== Segment start ==

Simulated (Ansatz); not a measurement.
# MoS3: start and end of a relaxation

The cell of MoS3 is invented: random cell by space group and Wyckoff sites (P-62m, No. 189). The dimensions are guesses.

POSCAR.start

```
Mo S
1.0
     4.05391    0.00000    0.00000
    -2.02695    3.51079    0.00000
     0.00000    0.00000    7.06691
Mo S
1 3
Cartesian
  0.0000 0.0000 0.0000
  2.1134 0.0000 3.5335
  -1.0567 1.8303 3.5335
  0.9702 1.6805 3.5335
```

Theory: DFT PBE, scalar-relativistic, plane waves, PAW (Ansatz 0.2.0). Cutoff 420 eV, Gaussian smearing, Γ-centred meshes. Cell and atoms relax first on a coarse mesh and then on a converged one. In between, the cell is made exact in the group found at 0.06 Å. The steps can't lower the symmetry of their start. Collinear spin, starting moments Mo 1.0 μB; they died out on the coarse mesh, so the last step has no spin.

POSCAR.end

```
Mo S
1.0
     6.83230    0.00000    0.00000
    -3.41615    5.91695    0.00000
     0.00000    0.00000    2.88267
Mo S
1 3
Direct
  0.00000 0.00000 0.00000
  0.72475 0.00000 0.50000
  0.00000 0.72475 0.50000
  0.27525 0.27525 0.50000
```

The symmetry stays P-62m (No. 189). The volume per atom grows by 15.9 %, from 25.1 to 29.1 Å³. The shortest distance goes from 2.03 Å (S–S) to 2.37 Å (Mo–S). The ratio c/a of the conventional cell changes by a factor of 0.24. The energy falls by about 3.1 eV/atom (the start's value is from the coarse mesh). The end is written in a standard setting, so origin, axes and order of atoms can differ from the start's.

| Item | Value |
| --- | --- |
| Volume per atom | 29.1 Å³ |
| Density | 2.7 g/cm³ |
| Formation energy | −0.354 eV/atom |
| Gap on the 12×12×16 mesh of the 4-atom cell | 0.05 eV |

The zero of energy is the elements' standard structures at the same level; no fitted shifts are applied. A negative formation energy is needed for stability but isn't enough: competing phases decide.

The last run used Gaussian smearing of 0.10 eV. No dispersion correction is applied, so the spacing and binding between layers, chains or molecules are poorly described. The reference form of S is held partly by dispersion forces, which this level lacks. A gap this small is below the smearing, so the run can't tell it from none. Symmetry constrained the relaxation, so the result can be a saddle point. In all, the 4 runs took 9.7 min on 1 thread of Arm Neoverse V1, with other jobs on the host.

== Segment end ==

● Assigned task: Would you restate, word for word, every line of the listing from its first line through the line with "The zero of"?

● Task solution:
Simulated (Ansatz); not a measurement.
# MoS3: start and end of a relaxation

The cell of MoS3 is invented: random cell by space group and Wyckoff sites (P-62m, No. 189). The dimensions are guesses.

POSCAR.start

```
Mo S
1.0
     4.05391    0.00000    0.00000
    -2.02695    3.51079    0.00000
     0.00000    0.00000    7.06691
Mo S
1 3
Cartesian
  0.0000 0.0000 0.0000
  2.1134 0.0000 3.5335
  -1.0567 1.8303 3.5335
  0.9702 1.6805 3.5335
```

Theory: DFT PBE, scalar-relativistic, plane waves, PAW (Ansatz 0.2.0). Cutoff 420 eV, Gaussian smearing, Γ-centred meshes. Cell and atoms relax first on a coarse mesh and then on a converged one. In between, the cell is made exact in the group found at 0.06 Å. The steps can't lower the symmetry of their start. Collinear spin, starting moments Mo 1.0 μB; they died out on the coarse mesh, so the last step has no spin.

POSCAR.end

```
Mo S
1.0
     6.83230    0.00000    0.00000
    -3.41615    5.91695    0.00000
     0.00000    0.00000    2.88267
Mo S
1 3
Direct
  0.00000 0.00000 0.00000
  0.72475 0.00000 0.50000
  0.00000 0.72475 0.50000
  0.27525 0.27525 0.50000
```

The symmetry stays P-62m (No. 189). The volume per atom grows by 15.9 %, from 25.1 to 29.1 Å³. The shortest distance goes from 2.03 Å (S–S) to 2.37 Å (Mo–S). The ratio c/a of the conventional cell changes by a factor of 0.24. The energy falls by about 3.1 eV/atom (the start's value is from the coarse mesh). The end is written in a standard setting, so origin, axes and order of atoms can differ from the start's.

| Item | Value |
| --- | --- |
| Volume per atom | 29.1 Å³ |
| Density | 2.7 g/cm³ |
| Formation energy | −0.354 eV/atom |
| Gap on the 12×12×16 mesh of the 4-atom cell | 0.05 eV |

The zero of energy is the elements' standard structures at the same level; no fitted shifts are applied. A negative formation energy is needed for stability but isn't enough: competing phases decide.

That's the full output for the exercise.